Work task: Copy the entries below in full, keeping them exactly as they are.

[Start of Attachment]
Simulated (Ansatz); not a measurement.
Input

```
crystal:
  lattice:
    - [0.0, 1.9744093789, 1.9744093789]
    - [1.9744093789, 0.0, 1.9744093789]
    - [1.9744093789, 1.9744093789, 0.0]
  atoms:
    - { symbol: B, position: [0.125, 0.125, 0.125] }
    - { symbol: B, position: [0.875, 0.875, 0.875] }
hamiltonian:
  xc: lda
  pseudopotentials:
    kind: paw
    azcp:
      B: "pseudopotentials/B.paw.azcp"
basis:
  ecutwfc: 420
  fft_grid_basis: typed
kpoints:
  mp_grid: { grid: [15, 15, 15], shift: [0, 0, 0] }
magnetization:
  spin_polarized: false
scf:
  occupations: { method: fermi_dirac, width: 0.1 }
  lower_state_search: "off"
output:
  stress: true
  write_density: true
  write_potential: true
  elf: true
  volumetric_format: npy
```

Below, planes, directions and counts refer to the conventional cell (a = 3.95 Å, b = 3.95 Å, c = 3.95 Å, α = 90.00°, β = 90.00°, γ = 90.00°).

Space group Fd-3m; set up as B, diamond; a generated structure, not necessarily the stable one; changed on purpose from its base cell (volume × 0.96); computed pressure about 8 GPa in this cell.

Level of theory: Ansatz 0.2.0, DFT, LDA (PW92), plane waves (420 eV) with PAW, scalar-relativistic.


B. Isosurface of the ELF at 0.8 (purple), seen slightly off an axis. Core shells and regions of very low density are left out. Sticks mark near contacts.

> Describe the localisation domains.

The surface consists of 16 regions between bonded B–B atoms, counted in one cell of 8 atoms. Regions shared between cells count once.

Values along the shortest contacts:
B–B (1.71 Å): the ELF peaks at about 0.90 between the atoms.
[End of Attachment]

Your solution:
Simulated (Ansatz); not a measurement.
Input

```
crystal:
  lattice:
    - [0.0, 1.9744093789, 1.9744093789]
    - [1.9744093789, 0.0, 1.9744093789]
    - [1.9744093789, 1.9744093789, 0.0]
  atoms:
    - { symbol: B, position: [0.125, 0.125, 0.125] }
    - { symbol: B, position: [0.875, 0.875, 0.875] }
hamiltonian:
  xc: lda
  pseudopotentials:
    kind: paw
    azcp:
      B: "pseudopotentials/B.paw.azcp"
basis:
  ecutwfc: 420
  fft_grid_basis: typed
kpoints:
  mp_grid: { grid: [15, 15, 15], shift: [0, 0, 0] }
magnetization:
  spin_polarized: false
scf:
  occupations: { method: fermi_dirac, width: 0.1 }
  lower_state_search: "off"
output:
  stress: true
  write_density: true
  write_potential: true
  elf: true
  volumetric_format: npy
```

Below, planes, directions and counts refer to the conventional cell (a = 3.95 Å, b = 3.95 Å, c = 3.95 Å, α = 90.00°, β = 90.00°, γ = 90.00°).

Space group Fd-3m; set up as B, diamond; a generated structure, not necessarily the stable one; changed on purpose from its base cell (volume × 0.96); computed pressure about 8 GPa in this cell.

Level of theory: Ansatz 0.2.0, DFT, LDA (PW92), plane waves (420 eV) with PAW, scalar-relativistic.


B. Isosurface of the ELF at 0.8 (purple), seen slightly off an axis. Core shells and regions of very low density are left out. Sticks mark near contacts.

> Describe the localisation domains.

The surface consists of 16 regions between bonded B–B atoms, counted in one cell of 8 atoms. Regions shared between cells count once.

Values along the shortest contacts:
B–B (1.71 Å): the ELF peaks at about 0.90 between the atoms.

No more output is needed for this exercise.